Data records:
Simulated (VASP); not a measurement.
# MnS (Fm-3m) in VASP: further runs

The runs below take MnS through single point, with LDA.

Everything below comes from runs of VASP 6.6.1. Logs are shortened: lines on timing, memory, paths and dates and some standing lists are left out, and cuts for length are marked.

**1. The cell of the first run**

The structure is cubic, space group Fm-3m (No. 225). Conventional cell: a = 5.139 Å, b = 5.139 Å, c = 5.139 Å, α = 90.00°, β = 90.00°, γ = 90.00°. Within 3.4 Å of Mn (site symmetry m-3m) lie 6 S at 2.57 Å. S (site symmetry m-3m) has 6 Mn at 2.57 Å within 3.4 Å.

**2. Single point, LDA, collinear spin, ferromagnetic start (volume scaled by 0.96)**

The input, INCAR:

Work request: Once you have read the records above, set each one down again exactly.

Response:
Simulated (VASP); not a measurement.
# MnS (Fm-3m) in VASP: further runs

The runs below take MnS through single point, with LDA.

Everything below comes from runs of VASP 6.6.1. Logs are shortened: lines on timing, memory, paths and dates and some standing lists are left out, and cuts for length are marked.

**1. The cell of the first run**

The structure is cubic, space group Fm-3m (No. 225). Conventional cell: a = 5.139 Å, b = 5.139 Å, c = 5.139 Å, α = 90.00°, β = 90.00°, γ = 90.00°. Within 3.4 Å of Mn (site symmetry m-3m) lie 6 S at 2.57 Å. S (site symmetry m-3m) has 6 Mn at 2.57 Å within 3.4 Å.

**2. Single point, LDA, collinear spin, ferromagnetic start (volume scaled by 0.96)**

The input, INCAR:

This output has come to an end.